═══

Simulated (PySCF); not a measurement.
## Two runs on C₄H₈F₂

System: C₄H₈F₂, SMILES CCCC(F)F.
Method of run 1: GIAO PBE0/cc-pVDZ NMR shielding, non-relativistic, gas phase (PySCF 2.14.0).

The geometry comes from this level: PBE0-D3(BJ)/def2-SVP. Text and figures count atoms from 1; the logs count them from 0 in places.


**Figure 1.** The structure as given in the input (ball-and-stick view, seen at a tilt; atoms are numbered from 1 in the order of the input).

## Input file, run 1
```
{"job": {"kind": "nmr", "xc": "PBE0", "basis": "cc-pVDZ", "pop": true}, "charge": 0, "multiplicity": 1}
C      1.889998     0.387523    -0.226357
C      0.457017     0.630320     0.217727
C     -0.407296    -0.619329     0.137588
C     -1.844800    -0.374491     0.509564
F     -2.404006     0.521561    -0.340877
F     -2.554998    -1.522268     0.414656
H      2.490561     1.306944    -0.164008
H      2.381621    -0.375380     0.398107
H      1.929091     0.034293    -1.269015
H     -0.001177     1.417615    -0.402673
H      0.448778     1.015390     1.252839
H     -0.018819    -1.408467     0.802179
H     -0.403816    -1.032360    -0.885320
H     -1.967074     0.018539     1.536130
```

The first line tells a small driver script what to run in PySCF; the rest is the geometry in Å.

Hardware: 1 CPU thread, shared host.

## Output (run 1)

═══

Work request:
After locating the line with "## Input file, run 1" above, return that line and every later line through the one with "Hardware: 1 CPU thread, shared host.", word for word and with nothing else.

Exercise response:
## Input file, run 1
```
{"job": {"kind": "nmr", "xc": "PBE0", "basis": "cc-pVDZ", "pop": true}, "charge": 0, "multiplicity": 1}
C      1.889998     0.387523    -0.226357
C      0.457017     0.630320     0.217727
C     -0.407296    -0.619329     0.137588
C     -1.844800    -0.374491     0.509564
F     -2.404006     0.521561    -0.340877
F     -2.554998    -1.522268     0.414656
H      2.490561     1.306944    -0.164008
H      2.381621    -0.375380     0.398107
H      1.929091     0.034293    -1.269015
H     -0.001177     1.417615    -0.402673
H      0.448778     1.015390     1.252839
H     -0.018819    -1.408467     0.802179
H     -0.403816    -1.032360    -0.885320
H     -1.967074     0.018539     1.536130
```

The first line tells a small driver script what to run in PySCF; the rest is the geometry in Å.

Hardware: 1 CPU thread, shared host.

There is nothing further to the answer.